The response should be the complete listing below, unchanged.

==== ENTRIES SUPPLIED ====

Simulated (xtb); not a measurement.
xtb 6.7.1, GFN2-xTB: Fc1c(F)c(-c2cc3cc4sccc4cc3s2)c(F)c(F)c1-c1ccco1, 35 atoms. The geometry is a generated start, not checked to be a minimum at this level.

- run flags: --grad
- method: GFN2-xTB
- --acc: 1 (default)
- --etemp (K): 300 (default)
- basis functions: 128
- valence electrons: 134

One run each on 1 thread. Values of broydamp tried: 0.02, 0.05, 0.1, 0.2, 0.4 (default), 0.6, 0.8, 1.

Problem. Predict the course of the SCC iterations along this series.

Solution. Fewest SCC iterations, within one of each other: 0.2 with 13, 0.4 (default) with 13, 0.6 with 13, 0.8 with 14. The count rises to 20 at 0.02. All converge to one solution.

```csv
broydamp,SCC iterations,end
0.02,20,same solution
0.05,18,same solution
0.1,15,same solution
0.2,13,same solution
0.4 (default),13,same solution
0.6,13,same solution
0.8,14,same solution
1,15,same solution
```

====

TASK RESPONSE ▸
Simulated (xtb); not a measurement.
xtb 6.7.1, GFN2-xTB: Fc1c(F)c(-c2cc3cc4sccc4cc3s2)c(F)c(F)c1-c1ccco1, 35 atoms. The geometry is a generated start, not checked to be a minimum at this level.

- run flags: --grad
- method: GFN2-xTB
- --acc: 1 (default)
- --etemp (K): 300 (default)
- basis functions: 128
- valence electrons: 134

One run each on 1 thread. Values of broydamp tried: 0.02, 0.05, 0.1, 0.2, 0.4 (default), 0.6, 0.8, 1.

Problem. Predict the course of the SCC iterations along this series.

Solution. Fewest SCC iterations, within one of each other: 0.2 with 13, 0.4 (default) with 13, 0.6 with 13, 0.8 with 14. The count rises to 20 at 0.02. All converge to one solution.

```csv
broydamp,SCC iterations,end
0.02,20,same solution
0.05,18,same solution
0.1,15,same solution
0.2,13,same solution
0.4 (default),13,same solution
0.6,13,same solution
0.8,14,same solution
1,15,same solution
```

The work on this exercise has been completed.